[Action item] Among the entries below, please repeat exactly and only the lines from the line containing "64 (Ga_d, N)." to the line containing "Hardware: 1 thread", both lines included.

*** Block opens ***

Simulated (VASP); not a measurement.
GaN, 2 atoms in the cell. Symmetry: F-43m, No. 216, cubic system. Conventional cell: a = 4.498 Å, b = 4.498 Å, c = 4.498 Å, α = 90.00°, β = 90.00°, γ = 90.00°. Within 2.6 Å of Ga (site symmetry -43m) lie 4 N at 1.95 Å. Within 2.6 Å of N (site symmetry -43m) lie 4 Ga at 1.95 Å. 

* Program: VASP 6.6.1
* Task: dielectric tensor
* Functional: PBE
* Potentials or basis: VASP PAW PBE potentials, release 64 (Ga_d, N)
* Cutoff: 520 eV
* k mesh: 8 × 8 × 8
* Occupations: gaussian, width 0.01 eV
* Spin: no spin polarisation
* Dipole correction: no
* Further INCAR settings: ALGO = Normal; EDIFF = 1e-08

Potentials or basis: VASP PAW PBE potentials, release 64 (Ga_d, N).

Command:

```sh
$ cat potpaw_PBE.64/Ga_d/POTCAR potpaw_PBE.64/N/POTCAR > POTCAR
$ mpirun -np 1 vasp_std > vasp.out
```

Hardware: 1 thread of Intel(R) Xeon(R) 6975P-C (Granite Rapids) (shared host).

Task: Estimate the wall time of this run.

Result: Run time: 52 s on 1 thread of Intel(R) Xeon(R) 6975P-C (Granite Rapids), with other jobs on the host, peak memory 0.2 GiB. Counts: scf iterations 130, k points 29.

*** Block closes ***

[Result]
Potentials or basis: VASP PAW PBE potentials, release 64 (Ga_d, N).

Command:

```sh
$ cat potpaw_PBE.64/Ga_d/POTCAR potpaw_PBE.64/N/POTCAR > POTCAR
$ mpirun -np 1 vasp_std > vasp.out
```

Hardware: 1 thread of Intel(R) Xeon(R) 6975P-C (Granite Rapids) (shared host).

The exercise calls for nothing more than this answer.